* **Brief**
Return all the lines below, exactly as they read.

* **Data excerpts**
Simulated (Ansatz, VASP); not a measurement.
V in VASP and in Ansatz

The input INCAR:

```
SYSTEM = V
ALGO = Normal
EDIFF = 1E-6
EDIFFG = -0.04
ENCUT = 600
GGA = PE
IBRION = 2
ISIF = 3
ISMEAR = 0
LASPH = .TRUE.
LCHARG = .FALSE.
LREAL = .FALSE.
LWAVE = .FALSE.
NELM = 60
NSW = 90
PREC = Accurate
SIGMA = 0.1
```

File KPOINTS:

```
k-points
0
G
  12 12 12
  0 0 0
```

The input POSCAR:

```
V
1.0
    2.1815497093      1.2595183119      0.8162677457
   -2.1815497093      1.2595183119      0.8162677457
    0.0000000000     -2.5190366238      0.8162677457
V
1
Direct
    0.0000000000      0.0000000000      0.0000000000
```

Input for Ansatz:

* **Exercise output**
Simulated (Ansatz, VASP); not a measurement.
V in VASP and in Ansatz

The input INCAR:

```
SYSTEM = V
ALGO = Normal
EDIFF = 1E-6
EDIFFG = -0.04
ENCUT = 600
GGA = PE
IBRION = 2
ISIF = 3
ISMEAR = 0
LASPH = .TRUE.
LCHARG = .FALSE.
LREAL = .FALSE.
LWAVE = .FALSE.
NELM = 60
NSW = 90
PREC = Accurate
SIGMA = 0.1
```

File KPOINTS:

```
k-points
0
G
  12 12 12
  0 0 0
```

The input POSCAR:

```
V
1.0
    2.1815497093      1.2595183119      0.8162677457
   -2.1815497093      1.2595183119      0.8162677457
    0.0000000000     -2.5190366238      0.8162677457
V
1
Direct
    0.0000000000      0.0000000000      0.0000000000
```

Input for Ansatz:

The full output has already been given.